[[ EXTRACTED RECORDS open ]]

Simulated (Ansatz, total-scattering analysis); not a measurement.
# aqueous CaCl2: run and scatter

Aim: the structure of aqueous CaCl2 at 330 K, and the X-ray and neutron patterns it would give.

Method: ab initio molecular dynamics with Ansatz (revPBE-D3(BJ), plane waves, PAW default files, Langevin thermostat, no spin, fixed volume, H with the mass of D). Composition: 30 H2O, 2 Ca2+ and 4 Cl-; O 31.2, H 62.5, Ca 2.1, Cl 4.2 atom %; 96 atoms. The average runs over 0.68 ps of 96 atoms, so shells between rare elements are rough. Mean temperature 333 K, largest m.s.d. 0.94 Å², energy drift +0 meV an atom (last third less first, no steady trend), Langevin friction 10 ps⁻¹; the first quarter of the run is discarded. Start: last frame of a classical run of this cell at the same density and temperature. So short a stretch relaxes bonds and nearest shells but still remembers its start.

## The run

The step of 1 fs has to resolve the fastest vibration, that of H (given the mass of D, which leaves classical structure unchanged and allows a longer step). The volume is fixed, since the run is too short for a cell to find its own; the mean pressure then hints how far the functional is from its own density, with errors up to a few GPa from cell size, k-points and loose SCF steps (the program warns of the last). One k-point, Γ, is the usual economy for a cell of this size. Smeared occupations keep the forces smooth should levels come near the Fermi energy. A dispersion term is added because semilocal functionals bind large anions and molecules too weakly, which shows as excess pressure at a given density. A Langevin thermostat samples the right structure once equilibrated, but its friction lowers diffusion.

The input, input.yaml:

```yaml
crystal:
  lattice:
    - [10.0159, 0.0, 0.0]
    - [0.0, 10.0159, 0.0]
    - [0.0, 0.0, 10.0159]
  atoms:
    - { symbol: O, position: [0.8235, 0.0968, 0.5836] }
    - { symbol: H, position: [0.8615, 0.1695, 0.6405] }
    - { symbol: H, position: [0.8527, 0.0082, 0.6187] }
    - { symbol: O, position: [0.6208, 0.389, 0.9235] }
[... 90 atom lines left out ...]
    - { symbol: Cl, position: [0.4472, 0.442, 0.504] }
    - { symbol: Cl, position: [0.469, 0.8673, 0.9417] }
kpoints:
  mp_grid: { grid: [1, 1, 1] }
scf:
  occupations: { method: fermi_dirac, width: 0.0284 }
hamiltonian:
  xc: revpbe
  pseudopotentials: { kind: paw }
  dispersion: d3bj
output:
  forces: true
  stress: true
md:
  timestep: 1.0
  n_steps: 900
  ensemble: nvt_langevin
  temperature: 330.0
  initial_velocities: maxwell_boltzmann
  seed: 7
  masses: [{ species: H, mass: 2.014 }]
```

[[ EXTRACTED RECORDS closed ]]

▶ ASSIGNED TASK:
Look back at the data above. Transcribe exactly the lines starting at the line that contains "# aqueous CaCl2: run and scatter" and ending at the line that contains "Aim: the structure".

▶ PROBLEM SOLUTION:
# aqueous CaCl2: run and scatter

Aim: the structure of aqueous CaCl2 at 330 K, and the X-ray and neutron patterns it would give.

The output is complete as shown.